______

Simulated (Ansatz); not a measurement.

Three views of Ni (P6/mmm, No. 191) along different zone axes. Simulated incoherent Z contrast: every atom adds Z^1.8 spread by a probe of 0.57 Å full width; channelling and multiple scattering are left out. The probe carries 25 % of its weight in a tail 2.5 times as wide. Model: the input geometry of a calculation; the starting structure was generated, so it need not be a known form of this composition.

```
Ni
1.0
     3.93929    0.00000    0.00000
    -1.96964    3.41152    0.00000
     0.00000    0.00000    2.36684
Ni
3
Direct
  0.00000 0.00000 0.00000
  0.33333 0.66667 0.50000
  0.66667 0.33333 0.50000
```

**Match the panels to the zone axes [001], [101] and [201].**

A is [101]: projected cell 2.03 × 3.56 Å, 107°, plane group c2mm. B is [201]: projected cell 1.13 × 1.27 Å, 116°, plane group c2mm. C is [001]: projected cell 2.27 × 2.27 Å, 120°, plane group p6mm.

______

Copy out each line of the material above, word for word, from the first down to the line containing "[101] and [201].**". Add nothing.

Simulated (Ansatz); not a measurement.

Three views of Ni (P6/mmm, No. 191) along different zone axes. Simulated incoherent Z contrast: every atom adds Z^1.8 spread by a probe of 0.57 Å full width; channelling and multiple scattering are left out. The probe carries 25 % of its weight in a tail 2.5 times as wide. Model: the input geometry of a calculation; the starting structure was generated, so it need not be a known form of this composition.

```
Ni
1.0
     3.93929    0.00000    0.00000
    -1.96964    3.41152    0.00000
     0.00000    0.00000    2.36684
Ni
3
Direct
  0.00000 0.00000 0.00000
  0.33333 0.66667 0.50000
  0.66667 0.33333 0.50000
```

**Match the panels to the zone axes [001], [101] and [201].**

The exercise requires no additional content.